####

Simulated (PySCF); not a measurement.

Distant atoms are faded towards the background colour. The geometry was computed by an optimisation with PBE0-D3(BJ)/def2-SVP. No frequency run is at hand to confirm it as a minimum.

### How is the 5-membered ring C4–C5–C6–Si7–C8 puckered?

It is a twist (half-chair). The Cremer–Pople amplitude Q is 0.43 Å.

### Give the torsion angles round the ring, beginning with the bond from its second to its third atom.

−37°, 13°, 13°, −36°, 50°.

####

# Requirement
From the records above, quote only the lines running from the line with "Distant atoms are" to the line with "### How is the", both lines included.

# Your response
Distant atoms are faded towards the background colour. The geometry was computed by an optimisation with PBE0-D3(BJ)/def2-SVP. No frequency run is at hand to confirm it as a minimum.

### How is the 5-membered ring C4–C5–C6–Si7–C8 puckered?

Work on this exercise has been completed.